Transcribe exactly the first line of the listing below and each line that follows it, ending with the line that contains "(1) Sn3⁺ 0.69; Sn4⁺ 0.58; Sn6⁺ 0.94.", and omit the remainder.

———
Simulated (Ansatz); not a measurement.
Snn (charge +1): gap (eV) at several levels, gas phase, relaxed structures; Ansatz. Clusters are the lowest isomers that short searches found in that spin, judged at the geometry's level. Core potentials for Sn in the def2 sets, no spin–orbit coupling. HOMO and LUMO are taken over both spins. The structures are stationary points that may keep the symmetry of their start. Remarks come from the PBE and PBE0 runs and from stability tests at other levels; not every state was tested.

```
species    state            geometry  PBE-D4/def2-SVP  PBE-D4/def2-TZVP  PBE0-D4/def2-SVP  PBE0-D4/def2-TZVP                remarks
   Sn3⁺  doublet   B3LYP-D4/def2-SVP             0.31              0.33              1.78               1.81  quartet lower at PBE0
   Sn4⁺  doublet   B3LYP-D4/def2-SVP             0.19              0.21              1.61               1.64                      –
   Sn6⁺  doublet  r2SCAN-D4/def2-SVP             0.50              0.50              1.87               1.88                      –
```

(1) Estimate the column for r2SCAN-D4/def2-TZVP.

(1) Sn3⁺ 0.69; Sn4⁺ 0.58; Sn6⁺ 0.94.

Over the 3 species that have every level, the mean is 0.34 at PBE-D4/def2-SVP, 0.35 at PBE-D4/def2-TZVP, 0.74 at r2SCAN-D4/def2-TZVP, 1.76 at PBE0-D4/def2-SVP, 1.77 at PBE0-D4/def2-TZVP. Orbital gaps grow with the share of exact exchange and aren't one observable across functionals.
———

TASK OUTPUT:
Simulated (Ansatz); not a measurement.
Snn (charge +1): gap (eV) at several levels, gas phase, relaxed structures; Ansatz. Clusters are the lowest isomers that short searches found in that spin, judged at the geometry's level. Core potentials for Sn in the def2 sets, no spin–orbit coupling. HOMO and LUMO are taken over both spins. The structures are stationary points that may keep the symmetry of their start. Remarks come from the PBE and PBE0 runs and from stability tests at other levels; not every state was tested.

```
species    state            geometry  PBE-D4/def2-SVP  PBE-D4/def2-TZVP  PBE0-D4/def2-SVP  PBE0-D4/def2-TZVP                remarks
   Sn3⁺  doublet   B3LYP-D4/def2-SVP             0.31              0.33              1.78               1.81  quartet lower at PBE0
   Sn4⁺  doublet   B3LYP-D4/def2-SVP             0.19              0.21              1.61               1.64                      –
   Sn6⁺  doublet  r2SCAN-D4/def2-SVP             0.50              0.50              1.87               1.88                      –
```

(1) Estimate the column for r2SCAN-D4/def2-TZVP.

(1) Sn3⁺ 0.69; Sn4⁺ 0.58; Sn6⁺ 0.94.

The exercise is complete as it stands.